> Supplied data
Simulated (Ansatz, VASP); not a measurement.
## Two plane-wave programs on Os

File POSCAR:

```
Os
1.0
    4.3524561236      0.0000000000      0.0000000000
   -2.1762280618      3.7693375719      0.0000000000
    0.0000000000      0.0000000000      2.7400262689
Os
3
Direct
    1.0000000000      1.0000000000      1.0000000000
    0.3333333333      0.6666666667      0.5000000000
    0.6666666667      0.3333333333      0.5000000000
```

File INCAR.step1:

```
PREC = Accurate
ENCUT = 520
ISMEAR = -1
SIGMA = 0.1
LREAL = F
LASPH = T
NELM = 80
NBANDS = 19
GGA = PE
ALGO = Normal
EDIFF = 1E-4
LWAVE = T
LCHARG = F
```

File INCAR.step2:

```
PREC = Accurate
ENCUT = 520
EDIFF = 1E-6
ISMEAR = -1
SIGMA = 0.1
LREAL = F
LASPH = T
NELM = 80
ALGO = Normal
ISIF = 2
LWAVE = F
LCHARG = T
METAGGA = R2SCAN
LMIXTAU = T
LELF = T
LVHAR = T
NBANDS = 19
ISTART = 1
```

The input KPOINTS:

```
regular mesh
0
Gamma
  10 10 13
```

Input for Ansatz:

> Work instruction
Exact retyping of all the entries is required.

> Exercise answer
Simulated (Ansatz, VASP); not a measurement.
## Two plane-wave programs on Os

File POSCAR:

```
Os
1.0
    4.3524561236      0.0000000000      0.0000000000
   -2.1762280618      3.7693375719      0.0000000000
    0.0000000000      0.0000000000      2.7400262689
Os
3
Direct
    1.0000000000      1.0000000000      1.0000000000
    0.3333333333      0.6666666667      0.5000000000
    0.6666666667      0.3333333333      0.5000000000
```

File INCAR.step1:

```
PREC = Accurate
ENCUT = 520
ISMEAR = -1
SIGMA = 0.1
LREAL = F
LASPH = T
NELM = 80
NBANDS = 19
GGA = PE
ALGO = Normal
EDIFF = 1E-4
LWAVE = T
LCHARG = F
```

File INCAR.step2:

```
PREC = Accurate
ENCUT = 520
EDIFF = 1E-6
ISMEAR = -1
SIGMA = 0.1
LREAL = F
LASPH = T
NELM = 80
ALGO = Normal
ISIF = 2
LWAVE = F
LCHARG = T
METAGGA = R2SCAN
LMIXTAU = T
LELF = T
LVHAR = T
NBANDS = 19
ISTART = 1
```

The input KPOINTS:

```
regular mesh
0
Gamma
  10 10 13
```

Input for Ansatz:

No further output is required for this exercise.